☆ ☆ ☆ ☆ ☆ ☆ ☆

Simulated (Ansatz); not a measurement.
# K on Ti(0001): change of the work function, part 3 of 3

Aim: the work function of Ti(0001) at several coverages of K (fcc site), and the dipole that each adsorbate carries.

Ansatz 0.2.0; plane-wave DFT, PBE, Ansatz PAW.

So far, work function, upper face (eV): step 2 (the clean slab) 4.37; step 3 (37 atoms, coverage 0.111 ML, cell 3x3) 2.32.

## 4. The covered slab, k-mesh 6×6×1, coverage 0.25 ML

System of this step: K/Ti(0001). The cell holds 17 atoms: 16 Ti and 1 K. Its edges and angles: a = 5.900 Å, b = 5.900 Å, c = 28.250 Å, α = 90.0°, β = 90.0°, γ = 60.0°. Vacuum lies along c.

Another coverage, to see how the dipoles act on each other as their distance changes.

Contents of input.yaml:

☆ ☆ ☆ ☆ ☆ ☆ ☆

Work order: Would you print exactly and only the lines of the material above that run from the line with "System of this" through the line with "Another coverage, to", both included?

Answer section:
System of this step: K/Ti(0001). The cell holds 17 atoms: 16 Ti and 1 K. Its edges and angles: a = 5.900 Å, b = 5.900 Å, c = 28.250 Å, α = 90.0°, β = 90.0°, γ = 60.0°. Vacuum lies along c.

Another coverage, to see how the dipoles act on each other as their distance changes.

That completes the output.